— Exercise data —
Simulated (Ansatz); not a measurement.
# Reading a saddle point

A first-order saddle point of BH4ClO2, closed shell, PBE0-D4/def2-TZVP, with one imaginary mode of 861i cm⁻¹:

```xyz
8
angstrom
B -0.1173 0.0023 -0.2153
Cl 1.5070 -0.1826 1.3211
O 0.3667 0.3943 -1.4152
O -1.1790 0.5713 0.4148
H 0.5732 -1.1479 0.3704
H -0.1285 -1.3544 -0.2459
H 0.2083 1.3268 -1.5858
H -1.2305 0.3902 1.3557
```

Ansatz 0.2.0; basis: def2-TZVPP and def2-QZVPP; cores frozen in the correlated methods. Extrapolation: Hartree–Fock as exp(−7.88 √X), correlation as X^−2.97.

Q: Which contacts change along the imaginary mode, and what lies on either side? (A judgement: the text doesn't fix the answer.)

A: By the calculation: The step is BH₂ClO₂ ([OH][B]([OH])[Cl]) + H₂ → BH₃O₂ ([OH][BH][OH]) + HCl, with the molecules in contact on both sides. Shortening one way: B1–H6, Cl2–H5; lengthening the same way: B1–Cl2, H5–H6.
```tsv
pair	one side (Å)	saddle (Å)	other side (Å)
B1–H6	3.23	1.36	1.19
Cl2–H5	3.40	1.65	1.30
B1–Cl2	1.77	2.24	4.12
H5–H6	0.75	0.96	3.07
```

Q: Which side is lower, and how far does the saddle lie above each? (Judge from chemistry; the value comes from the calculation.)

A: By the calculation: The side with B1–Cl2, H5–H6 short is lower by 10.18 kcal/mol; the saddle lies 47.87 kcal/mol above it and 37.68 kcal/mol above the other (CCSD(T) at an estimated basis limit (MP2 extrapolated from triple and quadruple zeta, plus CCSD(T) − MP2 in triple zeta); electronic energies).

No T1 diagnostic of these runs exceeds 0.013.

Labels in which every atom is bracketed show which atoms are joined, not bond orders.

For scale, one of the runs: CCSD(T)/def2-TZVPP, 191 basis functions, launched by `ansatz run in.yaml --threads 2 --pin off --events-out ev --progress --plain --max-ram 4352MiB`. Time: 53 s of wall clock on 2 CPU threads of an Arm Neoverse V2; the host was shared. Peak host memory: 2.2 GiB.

— Assigned task —
Copy out the range of lines above starting at the line with "A: By the calculation: The side" and ending at the line with "Labels in which", exactly and including both.

— Exercise output —
A: By the calculation: The side with B1–Cl2, H5–H6 short is lower by 10.18 kcal/mol; the saddle lies 47.87 kcal/mol above it and 37.68 kcal/mol above the other (CCSD(T) at an estimated basis limit (MP2 extrapolated from triple and quadruple zeta, plus CCSD(T) − MP2 in triple zeta); electronic energies).

No T1 diagnostic of these runs exceeds 0.013.

Labels in which every atom is bracketed show which atoms are joined, not bond orders.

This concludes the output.